Exercise - There is material below. Print exactly the lines starting at the line with "Runs of VASP" and ending at the line with "A k mesh can", ends included, and no others.

Records provided -

▬▬▬

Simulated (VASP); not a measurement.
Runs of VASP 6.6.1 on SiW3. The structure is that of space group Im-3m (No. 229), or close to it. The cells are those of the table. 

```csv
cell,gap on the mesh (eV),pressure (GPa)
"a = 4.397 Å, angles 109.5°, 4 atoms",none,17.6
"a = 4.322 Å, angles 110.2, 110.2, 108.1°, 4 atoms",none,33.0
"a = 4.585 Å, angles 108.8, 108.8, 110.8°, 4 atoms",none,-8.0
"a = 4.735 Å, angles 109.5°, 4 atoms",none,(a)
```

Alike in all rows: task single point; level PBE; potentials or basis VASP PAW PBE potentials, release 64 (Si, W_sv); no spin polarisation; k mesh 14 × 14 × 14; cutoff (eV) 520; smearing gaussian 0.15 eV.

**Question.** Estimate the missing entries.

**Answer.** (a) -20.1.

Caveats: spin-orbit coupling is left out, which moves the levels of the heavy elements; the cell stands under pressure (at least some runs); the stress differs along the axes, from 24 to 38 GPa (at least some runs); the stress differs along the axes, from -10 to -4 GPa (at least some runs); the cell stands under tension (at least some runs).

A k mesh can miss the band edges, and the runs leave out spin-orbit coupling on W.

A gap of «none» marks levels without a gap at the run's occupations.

▬▬▬

Your response -
Runs of VASP 6.6.1 on SiW3. The structure is that of space group Im-3m (No. 229), or close to it. The cells are those of the table. 

```csv
cell,gap on the mesh (eV),pressure (GPa)
"a = 4.397 Å, angles 109.5°, 4 atoms",none,17.6
"a = 4.322 Å, angles 110.2, 110.2, 108.1°, 4 atoms",none,33.0
"a = 4.585 Å, angles 108.8, 108.8, 110.8°, 4 atoms",none,-8.0
"a = 4.735 Å, angles 109.5°, 4 atoms",none,(a)
```

Alike in all rows: task single point; level PBE; potentials or basis VASP PAW PBE potentials, release 64 (Si, W_sv); no spin polarisation; k mesh 14 × 14 × 14; cutoff (eV) 520; smearing gaussian 0.15 eV.

**Question.** Estimate the missing entries.

**Answer.** (a) -20.1.

Caveats: spin-orbit coupling is left out, which moves the levels of the heavy elements; the cell stands under pressure (at least some runs); the stress differs along the axes, from 24 to 38 GPa (at least some runs); the stress differs along the axes, from -10 to -4 GPa (at least some runs); the cell stands under tension (at least some runs).

A k mesh can miss the band edges, and the runs leave out spin-orbit coupling on W.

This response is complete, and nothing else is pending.